» ASSIGNED TASK
Use the entries below and reproduce exactly the lines from the one containing "What is the electronic character?" down to the one containing "An insulator at", both of them included.

» MATERIAL SUPPLIED
______________________________
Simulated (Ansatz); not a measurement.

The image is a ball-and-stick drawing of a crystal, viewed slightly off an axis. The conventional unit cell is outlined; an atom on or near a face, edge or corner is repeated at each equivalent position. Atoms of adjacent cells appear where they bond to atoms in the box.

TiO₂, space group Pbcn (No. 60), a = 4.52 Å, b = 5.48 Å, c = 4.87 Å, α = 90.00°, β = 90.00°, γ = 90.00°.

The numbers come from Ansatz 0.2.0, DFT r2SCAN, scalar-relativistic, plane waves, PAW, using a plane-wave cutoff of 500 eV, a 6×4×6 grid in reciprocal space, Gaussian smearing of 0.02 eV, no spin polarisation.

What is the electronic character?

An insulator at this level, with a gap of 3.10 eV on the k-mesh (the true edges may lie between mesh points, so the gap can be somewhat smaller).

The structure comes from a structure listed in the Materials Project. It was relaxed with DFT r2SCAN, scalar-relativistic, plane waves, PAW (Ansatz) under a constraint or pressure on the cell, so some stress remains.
______________________________

» YOUR SOLUTION
What is the electronic character?

An insulator at this level, with a gap of 3.10 eV on the k-mesh (the true edges may lie between mesh points, so the gap can be somewhat smaller).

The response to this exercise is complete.